*** Source data

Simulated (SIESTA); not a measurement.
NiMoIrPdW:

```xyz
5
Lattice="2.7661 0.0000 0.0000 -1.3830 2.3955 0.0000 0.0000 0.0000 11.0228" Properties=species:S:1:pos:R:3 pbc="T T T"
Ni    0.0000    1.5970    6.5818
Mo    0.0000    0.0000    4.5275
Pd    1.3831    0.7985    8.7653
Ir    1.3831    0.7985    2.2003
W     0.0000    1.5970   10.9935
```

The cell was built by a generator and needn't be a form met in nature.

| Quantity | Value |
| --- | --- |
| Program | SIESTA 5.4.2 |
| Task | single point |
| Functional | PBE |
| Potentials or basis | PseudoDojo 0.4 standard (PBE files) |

******

Work task: Write the material out once more, exactly.

Answer box:
Simulated (SIESTA); not a measurement.
NiMoIrPdW:

```xyz
5
Lattice="2.7661 0.0000 0.0000 -1.3830 2.3955 0.0000 0.0000 0.0000 11.0228" Properties=species:S:1:pos:R:3 pbc="T T T"
Ni    0.0000    1.5970    6.5818
Mo    0.0000    0.0000    4.5275
Pd    1.3831    0.7985    8.7653
Ir    1.3831    0.7985    2.2003
W     0.0000    1.5970   10.9935
```

The cell was built by a generator and needn't be a form met in nature.

| Quantity | Value |
| --- | --- |
| Program | SIESTA 5.4.2 |
| Task | single point |
| Functional | PBE |
| Potentials or basis | PseudoDojo 0.4 standard (PBE files) |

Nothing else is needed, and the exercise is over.